Work instruction: Extract the complete data exactly as given.

Data provided:
__________________________________________________

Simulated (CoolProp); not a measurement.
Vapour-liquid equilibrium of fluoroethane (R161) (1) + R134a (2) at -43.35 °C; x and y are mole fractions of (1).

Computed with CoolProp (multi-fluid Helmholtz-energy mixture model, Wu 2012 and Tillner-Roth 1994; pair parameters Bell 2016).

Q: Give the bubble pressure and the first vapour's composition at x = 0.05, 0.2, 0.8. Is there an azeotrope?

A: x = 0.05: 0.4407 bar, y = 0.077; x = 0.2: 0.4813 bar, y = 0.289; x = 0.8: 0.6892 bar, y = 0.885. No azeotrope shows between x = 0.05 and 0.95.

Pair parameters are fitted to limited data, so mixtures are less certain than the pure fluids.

__________________________________________________

Reply:
Simulated (CoolProp); not a measurement.
Vapour-liquid equilibrium of fluoroethane (R161) (1) + R134a (2) at -43.35 °C; x and y are mole fractions of (1).

Computed with CoolProp (multi-fluid Helmholtz-energy mixture model, Wu 2012 and Tillner-Roth 1994; pair parameters Bell 2016).

Q: Give the bubble pressure and the first vapour's composition at x = 0.05, 0.2, 0.8. Is there an azeotrope?

A: x = 0.05: 0.4407 bar, y = 0.077; x = 0.2: 0.4813 bar, y = 0.289; x = 0.8: 0.6892 bar, y = 0.885. No azeotrope shows between x = 0.05 and 0.95.

Pair parameters are fitted to limited data, so mixtures are less certain than the pure fluids.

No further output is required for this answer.